ASSIGNED TASK -> Give back exactly the lines of the material below that start at the line containing "Starting structure of" and end at the line containing "Case: iodine type (Cmce, No. 64).", and no others.

GIVEN INFORMATION ->
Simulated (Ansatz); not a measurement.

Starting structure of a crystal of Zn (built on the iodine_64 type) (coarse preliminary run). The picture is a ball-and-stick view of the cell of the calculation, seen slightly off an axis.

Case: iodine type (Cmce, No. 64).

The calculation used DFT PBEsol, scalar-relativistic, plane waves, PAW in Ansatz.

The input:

ANSWER SECTION ->
Starting structure of a crystal of Zn (built on the iodine_64 type) (coarse preliminary run). The picture is a ball-and-stick view of the cell of the calculation, seen slightly off an axis.

Case: iodine type (Cmce, No. 64).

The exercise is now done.